For this exercise, please reproduce the records below word for word, from the first line through the line with "ni = sqrt(Nc".

[[ Data under study, beginning ]]
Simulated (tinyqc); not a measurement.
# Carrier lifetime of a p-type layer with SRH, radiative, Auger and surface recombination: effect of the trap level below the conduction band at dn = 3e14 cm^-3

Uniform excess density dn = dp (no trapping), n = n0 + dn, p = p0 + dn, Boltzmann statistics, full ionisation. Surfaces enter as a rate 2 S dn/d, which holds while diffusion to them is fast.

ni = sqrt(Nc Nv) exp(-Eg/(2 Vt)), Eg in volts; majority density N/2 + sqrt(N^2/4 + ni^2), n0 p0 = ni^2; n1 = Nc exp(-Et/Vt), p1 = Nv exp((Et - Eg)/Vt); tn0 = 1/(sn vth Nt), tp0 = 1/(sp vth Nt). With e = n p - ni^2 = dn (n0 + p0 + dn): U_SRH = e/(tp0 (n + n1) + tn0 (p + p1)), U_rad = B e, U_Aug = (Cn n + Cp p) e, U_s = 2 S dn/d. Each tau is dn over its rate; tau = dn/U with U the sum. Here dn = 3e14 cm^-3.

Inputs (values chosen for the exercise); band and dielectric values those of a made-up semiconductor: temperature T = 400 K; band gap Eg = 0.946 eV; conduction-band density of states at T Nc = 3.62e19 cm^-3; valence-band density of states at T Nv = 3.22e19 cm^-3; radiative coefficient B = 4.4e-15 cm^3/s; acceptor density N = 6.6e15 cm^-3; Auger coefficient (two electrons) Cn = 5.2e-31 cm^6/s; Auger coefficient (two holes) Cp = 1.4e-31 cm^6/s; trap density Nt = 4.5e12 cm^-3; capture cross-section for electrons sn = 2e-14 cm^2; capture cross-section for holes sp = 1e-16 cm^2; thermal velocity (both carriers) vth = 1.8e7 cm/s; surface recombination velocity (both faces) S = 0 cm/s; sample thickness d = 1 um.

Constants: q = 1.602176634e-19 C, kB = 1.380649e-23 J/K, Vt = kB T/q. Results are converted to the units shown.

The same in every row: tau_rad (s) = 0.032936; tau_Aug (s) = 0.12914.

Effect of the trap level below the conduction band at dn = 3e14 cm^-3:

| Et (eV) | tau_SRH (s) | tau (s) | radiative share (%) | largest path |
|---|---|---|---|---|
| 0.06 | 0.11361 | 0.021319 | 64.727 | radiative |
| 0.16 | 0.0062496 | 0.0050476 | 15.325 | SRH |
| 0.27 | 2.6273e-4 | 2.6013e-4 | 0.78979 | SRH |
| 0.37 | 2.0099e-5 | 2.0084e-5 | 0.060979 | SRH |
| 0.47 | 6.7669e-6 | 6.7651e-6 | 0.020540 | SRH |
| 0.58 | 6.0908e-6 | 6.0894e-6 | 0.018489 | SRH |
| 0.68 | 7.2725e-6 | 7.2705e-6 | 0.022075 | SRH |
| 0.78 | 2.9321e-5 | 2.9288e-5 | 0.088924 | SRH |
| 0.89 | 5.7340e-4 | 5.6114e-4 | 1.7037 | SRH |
[[ Data under study, end ]]

§ **Task result**
Simulated (tinyqc); not a measurement.
# Carrier lifetime of a p-type layer with SRH, radiative, Auger and surface recombination: effect of the trap level below the conduction band at dn = 3e14 cm^-3

Uniform excess density dn = dp (no trapping), n = n0 + dn, p = p0 + dn, Boltzmann statistics, full ionisation. Surfaces enter as a rate 2 S dn/d, which holds while diffusion to them is fast.

ni = sqrt(Nc Nv) exp(-Eg/(2 Vt)), Eg in volts; majority density N/2 + sqrt(N^2/4 + ni^2), n0 p0 = ni^2; n1 = Nc exp(-Et/Vt), p1 = Nv exp((Et - Eg)/Vt); tn0 = 1/(sn vth Nt), tp0 = 1/(sp vth Nt). With e = n p - ni^2 = dn (n0 + p0 + dn): U_SRH = e/(tp0 (n + n1) + tn0 (p + p1)), U_rad = B e, U_Aug = (Cn n + Cp p) e, U_s = 2 S dn/d. Each tau is dn over its rate; tau = dn/U with U the sum. Here dn = 3e14 cm^-3.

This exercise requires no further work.